Work instruction
The lines from the start of the data through the line with "Slab and bulk" are to be returned verbatim; all later lines are to be omitted.

Recorded data
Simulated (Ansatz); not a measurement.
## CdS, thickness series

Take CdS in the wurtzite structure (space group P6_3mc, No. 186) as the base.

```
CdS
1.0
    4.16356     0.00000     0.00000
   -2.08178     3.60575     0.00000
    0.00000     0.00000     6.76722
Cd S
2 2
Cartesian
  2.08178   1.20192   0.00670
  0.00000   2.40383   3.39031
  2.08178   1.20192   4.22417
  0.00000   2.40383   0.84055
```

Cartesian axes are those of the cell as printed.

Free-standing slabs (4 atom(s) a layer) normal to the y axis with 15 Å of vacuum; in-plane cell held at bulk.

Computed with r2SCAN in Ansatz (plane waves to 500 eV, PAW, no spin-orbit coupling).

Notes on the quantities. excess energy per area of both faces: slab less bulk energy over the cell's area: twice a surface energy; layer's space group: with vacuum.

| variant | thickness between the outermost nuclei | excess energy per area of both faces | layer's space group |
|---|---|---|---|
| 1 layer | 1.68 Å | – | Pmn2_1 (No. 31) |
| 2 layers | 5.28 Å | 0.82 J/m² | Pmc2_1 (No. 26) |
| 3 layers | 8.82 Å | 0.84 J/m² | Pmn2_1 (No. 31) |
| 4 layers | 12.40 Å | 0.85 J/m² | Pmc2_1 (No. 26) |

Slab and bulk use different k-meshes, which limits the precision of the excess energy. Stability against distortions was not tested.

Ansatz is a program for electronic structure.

Response area
Simulated (Ansatz); not a measurement.
## CdS, thickness series

Take CdS in the wurtzite structure (space group P6_3mc, No. 186) as the base.

```
CdS
1.0
    4.16356     0.00000     0.00000
   -2.08178     3.60575     0.00000
    0.00000     0.00000     6.76722
Cd S
2 2
Cartesian
  2.08178   1.20192   0.00670
  0.00000   2.40383   3.39031
  2.08178   1.20192   4.22417
  0.00000   2.40383   0.84055
```

Cartesian axes are those of the cell as printed.

Free-standing slabs (4 atom(s) a layer) normal to the y axis with 15 Å of vacuum; in-plane cell held at bulk.

Computed with r2SCAN in Ansatz (plane waves to 500 eV, PAW, no spin-orbit coupling).

Notes on the quantities. excess energy per area of both faces: slab less bulk energy over the cell's area: twice a surface energy; layer's space group: with vacuum.

| variant | thickness between the outermost nuclei | excess energy per area of both faces | layer's space group |
|---|---|---|---|
| 1 layer | 1.68 Å | – | Pmn2_1 (No. 31) |
| 2 layers | 5.28 Å | 0.82 J/m² | Pmc2_1 (No. 26) |
| 3 layers | 8.82 Å | 0.84 J/m² | Pmn2_1 (No. 31) |
| 4 layers | 12.40 Å | 0.85 J/m² | Pmc2_1 (No. 26) |

Slab and bulk use different k-meshes, which limits the precision of the excess energy. Stability against distortions was not tested.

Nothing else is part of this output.